▸ **Source data**:
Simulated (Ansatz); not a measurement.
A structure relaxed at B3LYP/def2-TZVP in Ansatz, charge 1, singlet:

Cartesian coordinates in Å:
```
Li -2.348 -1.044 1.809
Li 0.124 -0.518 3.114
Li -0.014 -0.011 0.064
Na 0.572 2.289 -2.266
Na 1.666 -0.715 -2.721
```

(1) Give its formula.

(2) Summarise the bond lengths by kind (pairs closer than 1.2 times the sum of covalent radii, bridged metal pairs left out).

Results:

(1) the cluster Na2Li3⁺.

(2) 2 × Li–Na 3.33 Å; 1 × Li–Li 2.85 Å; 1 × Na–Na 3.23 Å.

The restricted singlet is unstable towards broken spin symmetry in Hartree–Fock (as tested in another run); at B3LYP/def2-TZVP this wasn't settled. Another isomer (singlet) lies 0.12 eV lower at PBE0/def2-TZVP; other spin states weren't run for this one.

▸ **Requirement**:
All lines above from the one with "(1) the cluster Na2Li3⁺." to the one with "(2) 2 × Li–Na", inclusive, should be copied exactly, and no other lines.

▸ **Your solution**:
(1) the cluster Na2Li3⁺.

(2) 2 × Li–Na 3.33 Å; 1 × Li–Li 2.85 Å; 1 × Na–Na 3.23 Å.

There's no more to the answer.